Record excerpts Start Marker

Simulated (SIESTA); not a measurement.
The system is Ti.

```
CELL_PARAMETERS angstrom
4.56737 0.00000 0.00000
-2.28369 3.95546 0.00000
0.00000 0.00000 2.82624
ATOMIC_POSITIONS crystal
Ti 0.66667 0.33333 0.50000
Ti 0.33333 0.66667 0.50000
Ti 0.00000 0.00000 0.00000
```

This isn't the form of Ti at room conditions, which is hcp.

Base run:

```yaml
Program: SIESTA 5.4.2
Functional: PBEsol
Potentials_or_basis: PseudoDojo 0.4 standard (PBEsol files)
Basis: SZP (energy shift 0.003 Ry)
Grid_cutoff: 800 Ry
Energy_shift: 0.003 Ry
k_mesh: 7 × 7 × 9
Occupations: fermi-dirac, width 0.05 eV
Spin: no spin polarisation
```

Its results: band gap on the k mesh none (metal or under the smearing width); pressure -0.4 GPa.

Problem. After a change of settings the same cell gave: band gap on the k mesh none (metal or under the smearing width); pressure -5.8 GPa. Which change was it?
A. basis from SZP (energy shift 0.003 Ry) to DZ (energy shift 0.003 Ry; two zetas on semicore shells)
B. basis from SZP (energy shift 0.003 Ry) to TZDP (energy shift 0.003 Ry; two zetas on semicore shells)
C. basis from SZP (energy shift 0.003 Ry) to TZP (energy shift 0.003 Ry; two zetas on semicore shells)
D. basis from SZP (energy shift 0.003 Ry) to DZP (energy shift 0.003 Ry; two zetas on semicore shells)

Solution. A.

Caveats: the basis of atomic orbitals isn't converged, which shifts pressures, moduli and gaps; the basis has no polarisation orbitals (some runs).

Record excerpts End Marker

# Work task:
The response must consist solely of the lines from the top of the records through the line holding "Solution. A.", copied word for word.

# Exercise result:
Simulated (SIESTA); not a measurement.
The system is Ti.

```
CELL_PARAMETERS angstrom
4.56737 0.00000 0.00000
-2.28369 3.95546 0.00000
0.00000 0.00000 2.82624
ATOMIC_POSITIONS crystal
Ti 0.66667 0.33333 0.50000
Ti 0.33333 0.66667 0.50000
Ti 0.00000 0.00000 0.00000
```

This isn't the form of Ti at room conditions, which is hcp.

Base run:

```yaml
Program: SIESTA 5.4.2
Functional: PBEsol
Potentials_or_basis: PseudoDojo 0.4 standard (PBEsol files)
Basis: SZP (energy shift 0.003 Ry)
Grid_cutoff: 800 Ry
Energy_shift: 0.003 Ry
k_mesh: 7 × 7 × 9
Occupations: fermi-dirac, width 0.05 eV
Spin: no spin polarisation
```

Its results: band gap on the k mesh none (metal or under the smearing width); pressure -0.4 GPa.

Problem. After a change of settings the same cell gave: band gap on the k mesh none (metal or under the smearing width); pressure -5.8 GPa. Which change was it?
A. basis from SZP (energy shift 0.003 Ry) to DZ (energy shift 0.003 Ry; two zetas on semicore shells)
B. basis from SZP (energy shift 0.003 Ry) to TZDP (energy shift 0.003 Ry; two zetas on semicore shells)
C. basis from SZP (energy shift 0.003 Ry) to TZP (energy shift 0.003 Ry; two zetas on semicore shells)
D. basis from SZP (energy shift 0.003 Ry) to DZP (energy shift 0.003 Ry; two zetas on semicore shells)

Solution. A.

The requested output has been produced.